* **SOURCE INFORMATION**:
• • • •
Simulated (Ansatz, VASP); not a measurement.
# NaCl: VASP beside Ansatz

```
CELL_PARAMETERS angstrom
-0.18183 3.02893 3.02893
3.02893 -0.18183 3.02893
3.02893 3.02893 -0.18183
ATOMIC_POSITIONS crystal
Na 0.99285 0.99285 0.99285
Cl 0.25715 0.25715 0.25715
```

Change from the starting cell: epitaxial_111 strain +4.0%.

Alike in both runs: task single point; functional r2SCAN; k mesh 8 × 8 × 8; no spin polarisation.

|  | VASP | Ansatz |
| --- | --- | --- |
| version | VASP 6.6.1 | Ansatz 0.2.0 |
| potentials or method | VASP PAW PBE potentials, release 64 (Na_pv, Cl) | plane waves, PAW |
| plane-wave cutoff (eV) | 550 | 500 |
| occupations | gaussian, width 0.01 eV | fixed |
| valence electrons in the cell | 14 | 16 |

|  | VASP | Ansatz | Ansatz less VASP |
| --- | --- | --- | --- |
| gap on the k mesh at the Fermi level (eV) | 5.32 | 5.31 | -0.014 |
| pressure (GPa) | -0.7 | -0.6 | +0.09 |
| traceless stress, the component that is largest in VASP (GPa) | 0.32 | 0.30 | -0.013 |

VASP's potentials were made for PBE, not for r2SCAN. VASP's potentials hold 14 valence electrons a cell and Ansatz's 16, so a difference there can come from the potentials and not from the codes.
• • • •

Would you retype exactly the lines above, from the line with "waves, PAW |" to the line with "0.30 | -0.013 |", with both end lines kept and nothing more?

| potentials or method | VASP PAW PBE potentials, release 64 (Na_pv, Cl) | plane waves, PAW |
| plane-wave cutoff (eV) | 550 | 500 |
| occupations | gaussian, width 0.01 eV | fixed |
| valence electrons in the cell | 14 | 16 |

|  | VASP | Ansatz | Ansatz less VASP |
| --- | --- | --- | --- |
| gap on the k mesh at the Fermi level (eV) | 5.32 | 5.31 | -0.014 |
| pressure (GPa) | -0.7 | -0.6 | +0.09 |
| traceless stress, the component that is largest in VASP (GPa) | 0.32 | 0.30 | -0.013 |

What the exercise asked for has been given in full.